#### Work item:
Print out the entire listing verbatim.

Data supplied section start

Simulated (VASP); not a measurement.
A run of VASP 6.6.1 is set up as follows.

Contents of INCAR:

Data supplied section end

#### Response area:
Simulated (VASP); not a measurement.
A run of VASP 6.6.1 is set up as follows.

Contents of INCAR:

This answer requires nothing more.